══ PROVIDED DATA
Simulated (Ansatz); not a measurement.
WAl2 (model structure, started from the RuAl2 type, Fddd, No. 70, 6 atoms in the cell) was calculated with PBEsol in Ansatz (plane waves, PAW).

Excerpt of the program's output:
════

WORK TASK: When you answer, retype all of the material exactly as it appears above.

TASK RESPONSE:
Simulated (Ansatz); not a measurement.
WAl2 (model structure, started from the RuAl2 type, Fddd, No. 70, 6 atoms in the cell) was calculated with PBEsol in Ansatz (plane waves, PAW).

Excerpt of the program's output:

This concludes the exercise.